### BRIEF
In the records below, find the line that contains "10 | band 11 |" and the line that contains "10.00 | 10.11 |". Set down exactly those lines and every line between them, and nothing more.

### RECORDED DATA
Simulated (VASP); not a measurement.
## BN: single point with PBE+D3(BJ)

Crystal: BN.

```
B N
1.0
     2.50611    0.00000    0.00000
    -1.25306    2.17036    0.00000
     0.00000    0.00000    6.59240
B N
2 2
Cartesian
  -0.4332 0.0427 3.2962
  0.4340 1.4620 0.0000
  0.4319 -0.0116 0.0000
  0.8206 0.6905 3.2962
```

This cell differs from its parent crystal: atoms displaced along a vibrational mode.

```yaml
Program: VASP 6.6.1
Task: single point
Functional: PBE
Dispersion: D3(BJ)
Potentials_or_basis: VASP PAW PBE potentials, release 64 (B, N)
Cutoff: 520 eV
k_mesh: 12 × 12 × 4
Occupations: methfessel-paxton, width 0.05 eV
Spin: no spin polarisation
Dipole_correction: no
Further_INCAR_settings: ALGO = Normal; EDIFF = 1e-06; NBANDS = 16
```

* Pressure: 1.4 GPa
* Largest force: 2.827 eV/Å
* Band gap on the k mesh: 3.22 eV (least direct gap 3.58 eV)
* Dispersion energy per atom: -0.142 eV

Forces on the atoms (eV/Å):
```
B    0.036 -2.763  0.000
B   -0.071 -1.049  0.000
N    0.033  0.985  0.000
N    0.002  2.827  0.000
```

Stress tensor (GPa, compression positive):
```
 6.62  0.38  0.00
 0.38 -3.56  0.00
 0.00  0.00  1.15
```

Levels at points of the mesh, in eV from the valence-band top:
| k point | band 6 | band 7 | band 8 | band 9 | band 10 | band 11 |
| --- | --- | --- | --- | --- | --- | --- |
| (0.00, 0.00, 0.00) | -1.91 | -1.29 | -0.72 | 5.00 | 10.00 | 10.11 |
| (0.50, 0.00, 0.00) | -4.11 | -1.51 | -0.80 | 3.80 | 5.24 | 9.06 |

### RESPONSE AREA
| k point | band 6 | band 7 | band 8 | band 9 | band 10 | band 11 |
| --- | --- | --- | --- | --- | --- | --- |
| (0.00, 0.00, 0.00) | -1.91 | -1.29 | -0.72 | 5.00 | 10.00 | 10.11 |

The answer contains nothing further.